☆ ☆ ☆
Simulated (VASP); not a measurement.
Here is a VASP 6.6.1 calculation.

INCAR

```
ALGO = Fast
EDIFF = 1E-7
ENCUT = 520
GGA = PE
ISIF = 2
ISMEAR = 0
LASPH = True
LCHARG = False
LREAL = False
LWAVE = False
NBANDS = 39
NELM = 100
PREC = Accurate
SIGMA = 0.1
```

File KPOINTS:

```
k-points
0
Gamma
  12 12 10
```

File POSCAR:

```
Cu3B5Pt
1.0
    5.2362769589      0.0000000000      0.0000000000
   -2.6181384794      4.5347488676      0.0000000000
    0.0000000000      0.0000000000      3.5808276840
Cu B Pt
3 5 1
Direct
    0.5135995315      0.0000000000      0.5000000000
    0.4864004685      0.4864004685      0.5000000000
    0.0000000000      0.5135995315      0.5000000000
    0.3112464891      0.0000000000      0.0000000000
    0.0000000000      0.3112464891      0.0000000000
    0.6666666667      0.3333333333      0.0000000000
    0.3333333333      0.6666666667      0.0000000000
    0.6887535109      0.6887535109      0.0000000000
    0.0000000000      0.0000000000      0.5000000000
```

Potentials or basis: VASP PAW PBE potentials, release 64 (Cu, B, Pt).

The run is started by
☆ ☆ ☆

» WORK INSTRUCTION: Your answer must be the complete data, repeated word for word.

» RESPONSE BOX:
Simulated (VASP); not a measurement.
Here is a VASP 6.6.1 calculation.

INCAR

```
ALGO = Fast
EDIFF = 1E-7
ENCUT = 520
GGA = PE
ISIF = 2
ISMEAR = 0
LASPH = True
LCHARG = False
LREAL = False
LWAVE = False
NBANDS = 39
NELM = 100
PREC = Accurate
SIGMA = 0.1
```

File KPOINTS:

```
k-points
0
Gamma
  12 12 10
```

File POSCAR:

```
Cu3B5Pt
1.0
    5.2362769589      0.0000000000      0.0000000000
   -2.6181384794      4.5347488676      0.0000000000
    0.0000000000      0.0000000000      3.5808276840
Cu B Pt
3 5 1
Direct
    0.5135995315      0.0000000000      0.5000000000
    0.4864004685      0.4864004685      0.5000000000
    0.0000000000      0.5135995315      0.5000000000
    0.3112464891      0.0000000000      0.0000000000
    0.0000000000      0.3112464891      0.0000000000
    0.6666666667      0.3333333333      0.0000000000
    0.3333333333      0.6666666667      0.0000000000
    0.6887535109      0.6887535109      0.0000000000
    0.0000000000      0.0000000000      0.5000000000
```

Potentials or basis: VASP PAW PBE potentials, release 64 (Cu, B, Pt).

The run is started by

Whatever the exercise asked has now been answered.